******************************

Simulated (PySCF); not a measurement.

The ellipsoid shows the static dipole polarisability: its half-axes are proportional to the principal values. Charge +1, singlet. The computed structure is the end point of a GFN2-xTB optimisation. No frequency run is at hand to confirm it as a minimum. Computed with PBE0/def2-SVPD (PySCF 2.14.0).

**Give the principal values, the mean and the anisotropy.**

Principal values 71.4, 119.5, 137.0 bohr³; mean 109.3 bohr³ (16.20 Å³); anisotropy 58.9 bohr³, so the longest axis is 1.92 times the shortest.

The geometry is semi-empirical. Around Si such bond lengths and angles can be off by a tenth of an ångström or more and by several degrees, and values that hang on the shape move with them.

******************************

> _WORK TASK_:
From the material above, retype precisely the lines between the line holding "The ellipsoid shows" and the line holding "Principal values 71.4, 119.5, 137.0", inclusive, and nothing beyond them.

> _WRITTEN RESPONSE_:
The ellipsoid shows the static dipole polarisability: its half-axes are proportional to the principal values. Charge +1, singlet. The computed structure is the end point of a GFN2-xTB optimisation. No frequency run is at hand to confirm it as a minimum. Computed with PBE0/def2-SVPD (PySCF 2.14.0).

**Give the principal values, the mean and the anisotropy.**

Principal values 71.4, 119.5, 137.0 bohr³; mean 109.3 bohr³ (16.20 Å³); anisotropy 58.9 bohr³, so the longest axis is 1.92 times the shortest.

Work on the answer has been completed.